> _WORK ITEM_
The lines needed are those from the start of the records through the line holding "Describe the path.", each copied exactly.

[SUPPLIED DATA — start]

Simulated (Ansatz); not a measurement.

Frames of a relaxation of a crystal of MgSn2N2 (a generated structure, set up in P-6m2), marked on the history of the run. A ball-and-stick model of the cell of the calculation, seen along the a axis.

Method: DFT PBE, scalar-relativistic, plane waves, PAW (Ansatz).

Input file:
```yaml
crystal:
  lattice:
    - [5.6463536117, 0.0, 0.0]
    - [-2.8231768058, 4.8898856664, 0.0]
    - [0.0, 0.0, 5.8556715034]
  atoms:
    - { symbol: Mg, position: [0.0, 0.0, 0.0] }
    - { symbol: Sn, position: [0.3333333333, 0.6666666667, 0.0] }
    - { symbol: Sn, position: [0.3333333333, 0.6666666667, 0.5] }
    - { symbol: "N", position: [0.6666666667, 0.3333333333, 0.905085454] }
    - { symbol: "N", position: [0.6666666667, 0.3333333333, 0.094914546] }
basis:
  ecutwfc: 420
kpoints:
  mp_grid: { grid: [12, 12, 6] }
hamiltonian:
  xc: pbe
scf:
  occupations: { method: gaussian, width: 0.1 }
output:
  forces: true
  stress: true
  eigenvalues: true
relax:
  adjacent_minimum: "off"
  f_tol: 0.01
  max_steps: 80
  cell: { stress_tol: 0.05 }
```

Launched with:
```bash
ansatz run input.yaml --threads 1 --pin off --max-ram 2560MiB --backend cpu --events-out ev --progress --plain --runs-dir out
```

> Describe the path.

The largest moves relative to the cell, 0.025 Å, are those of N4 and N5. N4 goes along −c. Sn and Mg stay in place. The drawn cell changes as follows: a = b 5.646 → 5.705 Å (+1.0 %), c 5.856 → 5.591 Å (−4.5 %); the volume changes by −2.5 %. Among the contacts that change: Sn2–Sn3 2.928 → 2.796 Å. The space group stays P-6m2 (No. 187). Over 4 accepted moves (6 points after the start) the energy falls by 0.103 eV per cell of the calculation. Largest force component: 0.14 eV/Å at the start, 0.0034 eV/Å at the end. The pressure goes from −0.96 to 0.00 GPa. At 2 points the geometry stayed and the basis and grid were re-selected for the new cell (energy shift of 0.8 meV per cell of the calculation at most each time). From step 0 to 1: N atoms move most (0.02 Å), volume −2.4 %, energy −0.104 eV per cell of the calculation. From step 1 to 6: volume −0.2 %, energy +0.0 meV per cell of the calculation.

[SUPPLIED DATA — finish]

> _ANSWER SECTION_
Simulated (Ansatz); not a measurement.

Frames of a relaxation of a crystal of MgSn2N2 (a generated structure, set up in P-6m2), marked on the history of the run. A ball-and-stick model of the cell of the calculation, seen along the a axis.

Method: DFT PBE, scalar-relativistic, plane waves, PAW (Ansatz).

Input file:
```yaml
crystal:
  lattice:
    - [5.6463536117, 0.0, 0.0]
    - [-2.8231768058, 4.8898856664, 0.0]
    - [0.0, 0.0, 5.8556715034]
  atoms:
    - { symbol: Mg, position: [0.0, 0.0, 0.0] }
    - { symbol: Sn, position: [0.3333333333, 0.6666666667, 0.0] }
    - { symbol: Sn, position: [0.3333333333, 0.6666666667, 0.5] }
    - { symbol: "N", position: [0.6666666667, 0.3333333333, 0.905085454] }
    - { symbol: "N", position: [0.6666666667, 0.3333333333, 0.094914546] }
basis:
  ecutwfc: 420
kpoints:
  mp_grid: { grid: [12, 12, 6] }
hamiltonian:
  xc: pbe
scf:
  occupations: { method: gaussian, width: 0.1 }
output:
  forces: true
  stress: true
  eigenvalues: true
relax:
  adjacent_minimum: "off"
  f_tol: 0.01
  max_steps: 80
  cell: { stress_tol: 0.05 }
```

Launched with:
```bash
ansatz run input.yaml --threads 1 --pin off --max-ram 2560MiB --backend cpu --events-out ev --progress --plain --runs-dir out
```

> Describe the path.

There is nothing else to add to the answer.